════════════════

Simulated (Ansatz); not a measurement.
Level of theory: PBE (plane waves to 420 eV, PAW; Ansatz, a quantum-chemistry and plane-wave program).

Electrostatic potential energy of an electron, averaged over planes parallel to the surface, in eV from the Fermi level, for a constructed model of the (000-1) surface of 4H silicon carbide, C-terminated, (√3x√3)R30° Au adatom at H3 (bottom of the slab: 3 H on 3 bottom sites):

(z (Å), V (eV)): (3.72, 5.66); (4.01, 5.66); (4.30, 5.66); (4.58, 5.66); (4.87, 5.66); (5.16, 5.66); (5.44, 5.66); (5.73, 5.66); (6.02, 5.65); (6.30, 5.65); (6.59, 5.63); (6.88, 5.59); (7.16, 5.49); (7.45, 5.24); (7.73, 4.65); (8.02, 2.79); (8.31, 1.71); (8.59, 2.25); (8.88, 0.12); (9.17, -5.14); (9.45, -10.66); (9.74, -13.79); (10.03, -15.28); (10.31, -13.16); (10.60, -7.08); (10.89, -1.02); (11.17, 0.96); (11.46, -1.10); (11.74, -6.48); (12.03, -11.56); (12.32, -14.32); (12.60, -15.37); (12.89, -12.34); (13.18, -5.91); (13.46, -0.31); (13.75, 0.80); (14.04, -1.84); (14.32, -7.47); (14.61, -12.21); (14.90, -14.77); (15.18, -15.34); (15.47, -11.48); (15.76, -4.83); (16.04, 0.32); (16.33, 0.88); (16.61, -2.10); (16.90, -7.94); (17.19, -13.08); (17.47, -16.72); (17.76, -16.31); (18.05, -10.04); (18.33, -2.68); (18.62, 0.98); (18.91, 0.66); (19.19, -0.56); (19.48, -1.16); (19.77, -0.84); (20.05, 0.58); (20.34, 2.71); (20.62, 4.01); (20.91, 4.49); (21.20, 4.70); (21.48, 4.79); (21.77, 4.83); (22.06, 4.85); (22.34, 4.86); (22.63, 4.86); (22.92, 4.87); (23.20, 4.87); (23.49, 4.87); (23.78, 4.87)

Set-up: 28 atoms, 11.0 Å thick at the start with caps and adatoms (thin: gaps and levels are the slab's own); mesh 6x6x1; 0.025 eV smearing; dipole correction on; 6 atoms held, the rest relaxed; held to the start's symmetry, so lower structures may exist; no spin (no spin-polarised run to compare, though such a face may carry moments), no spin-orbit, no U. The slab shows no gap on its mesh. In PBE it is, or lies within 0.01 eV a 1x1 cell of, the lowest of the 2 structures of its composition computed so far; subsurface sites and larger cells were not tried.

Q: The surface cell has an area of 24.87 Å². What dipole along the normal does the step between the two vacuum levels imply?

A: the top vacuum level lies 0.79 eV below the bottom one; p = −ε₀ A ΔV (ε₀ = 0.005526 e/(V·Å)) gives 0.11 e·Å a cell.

════════════════

Please copy exactly the lines from the first line of the records above through the line containing "Level of theory: PBE", including both, and nothing more.

Simulated (Ansatz); not a measurement.
Level of theory: PBE (plane waves to 420 eV, PAW; Ansatz, a quantum-chemistry and plane-wave program).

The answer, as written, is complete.